(Information supplied Opens)

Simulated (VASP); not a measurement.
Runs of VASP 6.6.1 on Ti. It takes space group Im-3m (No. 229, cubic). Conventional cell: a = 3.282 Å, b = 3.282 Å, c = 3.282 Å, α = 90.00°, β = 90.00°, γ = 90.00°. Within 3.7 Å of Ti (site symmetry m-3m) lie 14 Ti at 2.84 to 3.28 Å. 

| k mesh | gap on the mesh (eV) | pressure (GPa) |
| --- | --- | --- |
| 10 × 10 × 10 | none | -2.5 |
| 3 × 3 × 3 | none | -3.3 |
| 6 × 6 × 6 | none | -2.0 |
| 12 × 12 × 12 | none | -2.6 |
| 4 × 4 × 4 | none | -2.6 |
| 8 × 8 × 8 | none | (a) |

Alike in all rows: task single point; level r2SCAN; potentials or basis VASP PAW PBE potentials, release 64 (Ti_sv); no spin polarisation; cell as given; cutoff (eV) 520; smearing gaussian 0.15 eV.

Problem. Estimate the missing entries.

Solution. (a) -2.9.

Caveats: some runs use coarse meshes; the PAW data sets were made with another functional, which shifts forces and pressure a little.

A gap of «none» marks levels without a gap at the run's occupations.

(Information supplied Closes)

▶ [Brief] Once you find the line with "Alike in all" above, print it and every line after it up to and including the line with "Caveats: some runs", exactly as written and nothing else.

▶ [Response]
Alike in all rows: task single point; level r2SCAN; potentials or basis VASP PAW PBE potentials, release 64 (Ti_sv); no spin polarisation; cell as given; cutoff (eV) 520; smearing gaussian 0.15 eV.

Problem. Estimate the missing entries.

Solution. (a) -2.9.

Caveats: some runs use coarse meshes; the PAW data sets were made with another functional, which shifts forces and pressure a little.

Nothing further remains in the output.